*** ENTRIES SHOWN

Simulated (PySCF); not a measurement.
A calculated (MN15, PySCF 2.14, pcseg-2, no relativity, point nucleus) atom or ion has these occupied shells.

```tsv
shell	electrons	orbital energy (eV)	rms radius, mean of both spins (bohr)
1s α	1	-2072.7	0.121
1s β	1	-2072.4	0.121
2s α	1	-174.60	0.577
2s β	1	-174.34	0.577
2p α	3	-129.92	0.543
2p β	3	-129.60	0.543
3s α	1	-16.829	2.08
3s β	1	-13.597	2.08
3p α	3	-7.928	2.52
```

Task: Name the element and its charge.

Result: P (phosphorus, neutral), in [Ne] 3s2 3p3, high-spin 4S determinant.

******

## EXERCISE
From the records above, print exactly the lines that run from the line with "A calculated (MN15, PySCF" to the line with "Task: Name the element and its charge.", inclusive.

## ANSWER BOX
A calculated (MN15, PySCF 2.14, pcseg-2, no relativity, point nucleus) atom or ion has these occupied shells.

```tsv
shell	electrons	orbital energy (eV)	rms radius, mean of both spins (bohr)
1s α	1	-2072.7	0.121
1s β	1	-2072.4	0.121
2s α	1	-174.60	0.577
2s β	1	-174.34	0.577
2p α	3	-129.92	0.543
2p β	3	-129.60	0.543
3s α	1	-16.829	2.08
3s β	1	-13.597	2.08
3p α	3	-7.928	2.52
```

Task: Name the element and its charge.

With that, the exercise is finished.